* **Records supplied**:
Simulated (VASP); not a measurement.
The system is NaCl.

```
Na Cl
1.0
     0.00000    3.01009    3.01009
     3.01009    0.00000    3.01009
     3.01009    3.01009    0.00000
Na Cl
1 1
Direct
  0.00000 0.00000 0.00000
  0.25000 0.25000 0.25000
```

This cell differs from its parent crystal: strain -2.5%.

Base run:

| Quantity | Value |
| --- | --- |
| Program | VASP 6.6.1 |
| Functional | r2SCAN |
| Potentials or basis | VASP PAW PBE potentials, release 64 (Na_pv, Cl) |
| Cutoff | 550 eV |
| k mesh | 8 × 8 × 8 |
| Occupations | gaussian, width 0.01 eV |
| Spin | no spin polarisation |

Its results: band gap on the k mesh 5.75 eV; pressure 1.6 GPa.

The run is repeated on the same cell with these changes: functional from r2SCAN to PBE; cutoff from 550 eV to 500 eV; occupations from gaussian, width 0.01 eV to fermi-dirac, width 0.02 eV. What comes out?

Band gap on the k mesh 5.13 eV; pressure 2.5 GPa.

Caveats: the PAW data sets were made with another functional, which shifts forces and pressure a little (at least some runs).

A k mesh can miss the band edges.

* **Task item**: Repeat exactly the lines from the first line of the records above through the line containing "Functional | r2SCAN |", both included, and nothing else.

* **Answer section**:
Simulated (VASP); not a measurement.
The system is NaCl.

```
Na Cl
1.0
     0.00000    3.01009    3.01009
     3.01009    0.00000    3.01009
     3.01009    3.01009    0.00000
Na Cl
1 1
Direct
  0.00000 0.00000 0.00000
  0.25000 0.25000 0.25000
```

This cell differs from its parent crystal: strain -2.5%.

Base run:

| Quantity | Value |
| --- | --- |
| Program | VASP 6.6.1 |
| Functional | r2SCAN |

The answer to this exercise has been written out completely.